## Work item
Using the entries below, output each line exactly from the first through the one that contains "Pressure | 0.8 GPa |".

## Information
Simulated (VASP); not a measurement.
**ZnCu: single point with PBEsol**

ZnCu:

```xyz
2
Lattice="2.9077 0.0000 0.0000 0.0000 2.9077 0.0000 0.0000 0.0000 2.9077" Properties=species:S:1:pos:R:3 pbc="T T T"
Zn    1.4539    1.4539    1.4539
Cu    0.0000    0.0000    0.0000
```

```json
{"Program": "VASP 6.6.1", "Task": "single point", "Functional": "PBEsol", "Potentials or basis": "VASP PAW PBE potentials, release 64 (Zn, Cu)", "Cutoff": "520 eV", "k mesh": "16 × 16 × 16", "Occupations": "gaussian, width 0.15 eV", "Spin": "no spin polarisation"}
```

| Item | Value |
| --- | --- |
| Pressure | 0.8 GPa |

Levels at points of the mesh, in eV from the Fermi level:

## Task solution
Simulated (VASP); not a measurement.
**ZnCu: single point with PBEsol**

ZnCu:

```xyz
2
Lattice="2.9077 0.0000 0.0000 0.0000 2.9077 0.0000 0.0000 0.0000 2.9077" Properties=species:S:1:pos:R:3 pbc="T T T"
Zn    1.4539    1.4539    1.4539
Cu    0.0000    0.0000    0.0000
```

```json
{"Program": "VASP 6.6.1", "Task": "single point", "Functional": "PBEsol", "Potentials or basis": "VASP PAW PBE potentials, release 64 (Zn, Cu)", "Cutoff": "520 eV", "k mesh": "16 × 16 × 16", "Occupations": "gaussian, width 0.15 eV", "Spin": "no spin polarisation"}
```

| Item | Value |
| --- | --- |
| Pressure | 0.8 GPa |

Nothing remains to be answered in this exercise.